··········

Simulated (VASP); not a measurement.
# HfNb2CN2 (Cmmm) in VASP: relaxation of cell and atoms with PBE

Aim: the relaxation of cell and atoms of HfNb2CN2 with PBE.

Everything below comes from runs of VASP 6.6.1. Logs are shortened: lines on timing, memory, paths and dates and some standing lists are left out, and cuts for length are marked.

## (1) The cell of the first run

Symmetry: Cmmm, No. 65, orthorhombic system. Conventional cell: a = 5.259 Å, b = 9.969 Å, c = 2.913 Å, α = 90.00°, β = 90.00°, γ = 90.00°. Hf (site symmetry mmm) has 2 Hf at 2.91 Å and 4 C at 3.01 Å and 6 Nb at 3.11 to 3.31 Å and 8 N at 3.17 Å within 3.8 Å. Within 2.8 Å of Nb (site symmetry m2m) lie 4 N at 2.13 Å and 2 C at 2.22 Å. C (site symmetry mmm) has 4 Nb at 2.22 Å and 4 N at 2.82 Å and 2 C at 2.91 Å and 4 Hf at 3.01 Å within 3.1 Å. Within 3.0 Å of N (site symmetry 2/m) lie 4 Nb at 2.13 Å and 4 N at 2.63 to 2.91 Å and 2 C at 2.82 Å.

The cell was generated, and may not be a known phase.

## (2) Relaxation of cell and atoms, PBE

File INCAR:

··········

Work instruction ::
Every line from the start of the listing through the line with "## (2) Relaxation of cell and atoms, PBE" should be reproduced exactly, and no other line.

Exercise output ::
Simulated (VASP); not a measurement.
# HfNb2CN2 (Cmmm) in VASP: relaxation of cell and atoms with PBE

Aim: the relaxation of cell and atoms of HfNb2CN2 with PBE.

Everything below comes from runs of VASP 6.6.1. Logs are shortened: lines on timing, memory, paths and dates and some standing lists are left out, and cuts for length are marked.

## (1) The cell of the first run

Symmetry: Cmmm, No. 65, orthorhombic system. Conventional cell: a = 5.259 Å, b = 9.969 Å, c = 2.913 Å, α = 90.00°, β = 90.00°, γ = 90.00°. Hf (site symmetry mmm) has 2 Hf at 2.91 Å and 4 C at 3.01 Å and 6 Nb at 3.11 to 3.31 Å and 8 N at 3.17 Å within 3.8 Å. Within 2.8 Å of Nb (site symmetry m2m) lie 4 N at 2.13 Å and 2 C at 2.22 Å. C (site symmetry mmm) has 4 Nb at 2.22 Å and 4 N at 2.82 Å and 2 C at 2.91 Å and 4 Hf at 3.01 Å within 3.1 Å. Within 3.0 Å of N (site symmetry 2/m) lie 4 Nb at 2.13 Å and 4 N at 2.63 to 2.91 Å and 2 C at 2.82 Å.

The cell was generated, and may not be a known phase.

## (2) Relaxation of cell and atoms, PBE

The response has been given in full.